• WORK TASK:
After repeating the line containing "Gas-phase reaction: SnBr₄", stop; until then, repeat each line of the listing below exactly, starting with the first.

• DATA EXTRACT:
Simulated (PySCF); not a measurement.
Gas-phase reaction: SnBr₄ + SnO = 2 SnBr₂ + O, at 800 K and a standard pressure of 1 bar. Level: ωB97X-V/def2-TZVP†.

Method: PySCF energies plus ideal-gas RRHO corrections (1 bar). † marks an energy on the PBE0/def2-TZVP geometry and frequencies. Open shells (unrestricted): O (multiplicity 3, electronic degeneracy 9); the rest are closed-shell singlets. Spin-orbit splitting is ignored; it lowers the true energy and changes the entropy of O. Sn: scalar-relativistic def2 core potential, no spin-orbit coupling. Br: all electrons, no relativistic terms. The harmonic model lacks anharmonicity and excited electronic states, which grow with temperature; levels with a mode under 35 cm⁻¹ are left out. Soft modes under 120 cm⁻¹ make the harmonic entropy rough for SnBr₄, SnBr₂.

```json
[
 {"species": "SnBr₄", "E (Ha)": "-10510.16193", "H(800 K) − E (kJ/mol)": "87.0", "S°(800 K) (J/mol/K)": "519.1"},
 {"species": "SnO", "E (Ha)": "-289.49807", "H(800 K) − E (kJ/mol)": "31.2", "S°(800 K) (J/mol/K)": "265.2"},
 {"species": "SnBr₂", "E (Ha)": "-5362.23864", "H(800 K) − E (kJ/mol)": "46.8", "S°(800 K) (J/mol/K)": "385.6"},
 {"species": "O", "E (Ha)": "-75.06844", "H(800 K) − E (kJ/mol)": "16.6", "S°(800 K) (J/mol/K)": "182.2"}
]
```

• TASK SOLUTION:
Simulated (PySCF); not a measurement.
Gas-phase reaction: SnBr₄ + SnO = 2 SnBr₂ + O, at 800 K and a standard pressure of 1 bar. Level: ωB97X-V/def2-TZVP†.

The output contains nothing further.